• **REQUIRED ACTION**: Could you copy the whole listing below exactly as written?

• **RECORD SET**:
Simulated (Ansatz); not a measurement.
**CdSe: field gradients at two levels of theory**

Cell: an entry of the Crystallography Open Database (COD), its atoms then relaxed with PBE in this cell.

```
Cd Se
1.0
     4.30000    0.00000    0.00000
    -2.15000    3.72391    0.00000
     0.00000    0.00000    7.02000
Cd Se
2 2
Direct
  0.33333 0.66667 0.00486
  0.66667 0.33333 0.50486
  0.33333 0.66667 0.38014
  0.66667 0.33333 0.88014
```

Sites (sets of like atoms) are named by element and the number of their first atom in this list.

• **ANSWER SPACE**:
Simulated (Ansatz); not a measurement.
**CdSe: field gradients at two levels of theory**

Cell: an entry of the Crystallography Open Database (COD), its atoms then relaxed with PBE in this cell.

```
Cd Se
1.0
     4.30000    0.00000    0.00000
    -2.15000    3.72391    0.00000
     0.00000    0.00000    7.02000
Cd Se
2 2
Direct
  0.33333 0.66667 0.00486
  0.66667 0.33333 0.50486
  0.33333 0.66667 0.38014
  0.66667 0.33333 0.88014
```

Sites (sets of like atoms) are named by element and the number of their first atom in this list.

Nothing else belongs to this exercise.